========================================

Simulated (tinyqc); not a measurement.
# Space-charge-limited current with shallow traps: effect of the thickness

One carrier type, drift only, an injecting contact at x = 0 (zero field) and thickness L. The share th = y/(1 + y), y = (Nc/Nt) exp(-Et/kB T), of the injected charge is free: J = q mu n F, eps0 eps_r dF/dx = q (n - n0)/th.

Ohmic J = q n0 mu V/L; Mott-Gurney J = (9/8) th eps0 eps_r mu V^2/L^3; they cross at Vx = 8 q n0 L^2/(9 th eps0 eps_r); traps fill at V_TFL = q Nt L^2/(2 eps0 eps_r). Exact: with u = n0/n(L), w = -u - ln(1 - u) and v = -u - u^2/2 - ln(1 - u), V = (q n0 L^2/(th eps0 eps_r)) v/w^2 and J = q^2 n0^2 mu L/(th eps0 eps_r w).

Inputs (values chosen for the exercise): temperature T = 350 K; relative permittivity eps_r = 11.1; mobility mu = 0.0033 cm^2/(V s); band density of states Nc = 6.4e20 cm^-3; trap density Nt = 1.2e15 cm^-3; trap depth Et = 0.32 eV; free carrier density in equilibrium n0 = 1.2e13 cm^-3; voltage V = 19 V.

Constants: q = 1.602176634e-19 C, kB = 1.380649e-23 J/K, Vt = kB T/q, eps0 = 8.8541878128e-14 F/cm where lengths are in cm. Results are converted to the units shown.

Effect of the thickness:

========================================

• _EXERCISE_: From the first line of the data above through the line containing "Constants: q = 1.602176634e-19", set each line down again exactly; include both ends and omit everything else.

• _RESPONSE_:
Simulated (tinyqc); not a measurement.
# Space-charge-limited current with shallow traps: effect of the thickness

One carrier type, drift only, an injecting contact at x = 0 (zero field) and thickness L. The share th = y/(1 + y), y = (Nc/Nt) exp(-Et/kB T), of the injected charge is free: J = q mu n F, eps0 eps_r dF/dx = q (n - n0)/th.

Ohmic J = q n0 mu V/L; Mott-Gurney J = (9/8) th eps0 eps_r mu V^2/L^3; they cross at Vx = 8 q n0 L^2/(9 th eps0 eps_r); traps fill at V_TFL = q Nt L^2/(2 eps0 eps_r). Exact: with u = n0/n(L), w = -u - ln(1 - u) and v = -u - u^2/2 - ln(1 - u), V = (q n0 L^2/(th eps0 eps_r)) v/w^2 and J = q^2 n0^2 mu L/(th eps0 eps_r w).

Inputs (values chosen for the exercise): temperature T = 350 K; relative permittivity eps_r = 11.1; mobility mu = 0.0033 cm^2/(V s); band density of states Nc = 6.4e20 cm^-3; trap density Nt = 1.2e15 cm^-3; trap depth Et = 0.32 eV; free carrier density in equilibrium n0 = 1.2e13 cm^-3; voltage V = 19 V.

Constants: q = 1.602176634e-19 C, kB = 1.380649e-23 J/K, Vt = kB T/q, eps0 = 8.8541878128e-14 F/cm where lengths are in cm. Results are converted to the units shown.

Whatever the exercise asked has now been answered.